Start with the first line of the records below. Output each line exactly, ending with the one that contains "(1) 5B1 (S = 2, orbital".

◆ ◆ ◆

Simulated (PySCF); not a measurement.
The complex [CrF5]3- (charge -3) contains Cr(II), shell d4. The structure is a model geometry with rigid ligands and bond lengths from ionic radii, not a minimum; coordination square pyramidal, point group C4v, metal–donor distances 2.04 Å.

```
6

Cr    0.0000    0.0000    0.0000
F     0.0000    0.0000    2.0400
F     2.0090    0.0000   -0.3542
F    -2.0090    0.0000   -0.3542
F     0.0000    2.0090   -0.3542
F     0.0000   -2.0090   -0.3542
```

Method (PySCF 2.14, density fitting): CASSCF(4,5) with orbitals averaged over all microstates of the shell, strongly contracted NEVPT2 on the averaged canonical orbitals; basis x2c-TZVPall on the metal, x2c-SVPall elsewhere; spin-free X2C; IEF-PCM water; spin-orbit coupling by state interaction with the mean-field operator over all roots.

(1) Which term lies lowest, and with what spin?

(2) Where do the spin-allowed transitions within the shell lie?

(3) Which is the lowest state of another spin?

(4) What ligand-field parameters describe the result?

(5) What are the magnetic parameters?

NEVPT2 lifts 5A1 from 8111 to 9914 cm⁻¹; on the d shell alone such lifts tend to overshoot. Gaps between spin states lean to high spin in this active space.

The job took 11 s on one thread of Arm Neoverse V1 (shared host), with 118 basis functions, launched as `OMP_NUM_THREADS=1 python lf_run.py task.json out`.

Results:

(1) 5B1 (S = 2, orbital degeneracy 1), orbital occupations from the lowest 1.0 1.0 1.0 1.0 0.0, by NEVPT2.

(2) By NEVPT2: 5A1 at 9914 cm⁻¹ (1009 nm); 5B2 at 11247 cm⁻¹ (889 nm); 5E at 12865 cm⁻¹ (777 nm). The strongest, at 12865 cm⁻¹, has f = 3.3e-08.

◆ ◆ ◆

▶ Response area:
Simulated (PySCF); not a measurement.
The complex [CrF5]3- (charge -3) contains Cr(II), shell d4. The structure is a model geometry with rigid ligands and bond lengths from ionic radii, not a minimum; coordination square pyramidal, point group C4v, metal–donor distances 2.04 Å.

```
6

Cr    0.0000    0.0000    0.0000
F     0.0000    0.0000    2.0400
F     2.0090    0.0000   -0.3542
F    -2.0090    0.0000   -0.3542
F     0.0000    2.0090   -0.3542
F     0.0000   -2.0090   -0.3542
```

Method (PySCF 2.14, density fitting): CASSCF(4,5) with orbitals averaged over all microstates of the shell, strongly contracted NEVPT2 on the averaged canonical orbitals; basis x2c-TZVPall on the metal, x2c-SVPall elsewhere; spin-free X2C; IEF-PCM water; spin-orbit coupling by state interaction with the mean-field operator over all roots.

(1) Which term lies lowest, and with what spin?

(2) Where do the spin-allowed transitions within the shell lie?

(3) Which is the lowest state of another spin?

(4) What ligand-field parameters describe the result?

(5) What are the magnetic parameters?

NEVPT2 lifts 5A1 from 8111 to 9914 cm⁻¹; on the d shell alone such lifts tend to overshoot. Gaps between spin states lean to high spin in this active space.

The job took 11 s on one thread of Arm Neoverse V1 (shared host), with 118 basis functions, launched as `OMP_NUM_THREADS=1 python lf_run.py task.json out`.

Results:

(1) 5B1 (S = 2, orbital degeneracy 1), orbital occupations from the lowest 1.0 1.0 1.0 1.0 0.0, by NEVPT2.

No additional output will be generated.